STUDY MATERIAL:
· · · · ·

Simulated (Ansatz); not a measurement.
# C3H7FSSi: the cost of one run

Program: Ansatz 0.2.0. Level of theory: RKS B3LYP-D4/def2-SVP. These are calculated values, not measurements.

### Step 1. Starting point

· · · · ·

REQUIREMENT: Return the material exactly. Leave out no line.

PROBLEM SOLUTION:
Simulated (Ansatz); not a measurement.
# C3H7FSSi: the cost of one run

Program: Ansatz 0.2.0. Level of theory: RKS B3LYP-D4/def2-SVP. These are calculated values, not measurements.

### Step 1. Starting point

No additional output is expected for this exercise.